=-=-=-=-=

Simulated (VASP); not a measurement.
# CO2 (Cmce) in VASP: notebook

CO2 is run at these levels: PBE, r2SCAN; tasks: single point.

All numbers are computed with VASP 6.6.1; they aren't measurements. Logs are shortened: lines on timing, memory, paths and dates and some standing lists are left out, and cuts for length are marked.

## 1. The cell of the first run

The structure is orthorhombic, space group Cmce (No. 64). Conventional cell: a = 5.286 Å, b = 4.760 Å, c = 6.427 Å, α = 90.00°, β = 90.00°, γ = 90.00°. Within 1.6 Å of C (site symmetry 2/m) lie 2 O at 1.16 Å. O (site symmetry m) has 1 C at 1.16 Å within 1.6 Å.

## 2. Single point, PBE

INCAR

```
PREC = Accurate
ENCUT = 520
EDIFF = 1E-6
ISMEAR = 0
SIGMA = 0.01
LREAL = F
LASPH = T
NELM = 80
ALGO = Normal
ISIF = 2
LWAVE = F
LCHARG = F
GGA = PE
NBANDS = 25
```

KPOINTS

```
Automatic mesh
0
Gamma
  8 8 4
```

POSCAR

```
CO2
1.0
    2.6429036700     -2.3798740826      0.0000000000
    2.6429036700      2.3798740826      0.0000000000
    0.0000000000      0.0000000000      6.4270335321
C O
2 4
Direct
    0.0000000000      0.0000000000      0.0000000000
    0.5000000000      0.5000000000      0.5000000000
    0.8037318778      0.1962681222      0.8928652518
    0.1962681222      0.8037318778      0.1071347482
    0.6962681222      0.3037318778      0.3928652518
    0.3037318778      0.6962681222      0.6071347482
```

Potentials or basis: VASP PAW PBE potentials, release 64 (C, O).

=-=-=-=-=

## Requirement
What is needed is an exact copy of the entries above, from the first line through the line holding "## 1. The cell of the first run", with both of those lines kept; please give nothing else.

## Task solution
Simulated (VASP); not a measurement.
# CO2 (Cmce) in VASP: notebook

CO2 is run at these levels: PBE, r2SCAN; tasks: single point.

All numbers are computed with VASP 6.6.1; they aren't measurements. Logs are shortened: lines on timing, memory, paths and dates and some standing lists are left out, and cuts for length are marked.

## 1. The cell of the first run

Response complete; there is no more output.